== Extracted material ==
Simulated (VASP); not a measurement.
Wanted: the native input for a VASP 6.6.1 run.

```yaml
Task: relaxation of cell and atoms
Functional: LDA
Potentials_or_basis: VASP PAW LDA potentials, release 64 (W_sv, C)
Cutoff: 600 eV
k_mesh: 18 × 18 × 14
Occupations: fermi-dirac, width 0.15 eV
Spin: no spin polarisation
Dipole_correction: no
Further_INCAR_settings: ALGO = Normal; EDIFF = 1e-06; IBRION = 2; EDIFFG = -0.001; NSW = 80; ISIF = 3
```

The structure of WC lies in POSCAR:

== Work task ==
Restate the material word for word, keeping every line intact.

== Written solution ==
Simulated (VASP); not a measurement.
Wanted: the native input for a VASP 6.6.1 run.

```yaml
Task: relaxation of cell and atoms
Functional: LDA
Potentials_or_basis: VASP PAW LDA potentials, release 64 (W_sv, C)
Cutoff: 600 eV
k_mesh: 18 × 18 × 14
Occupations: fermi-dirac, width 0.15 eV
Spin: no spin polarisation
Dipole_correction: no
Further_INCAR_settings: ALGO = Normal; EDIFF = 1e-06; IBRION = 2; EDIFFG = -0.001; NSW = 80; ISIF = 3
```

The structure of WC lies in POSCAR:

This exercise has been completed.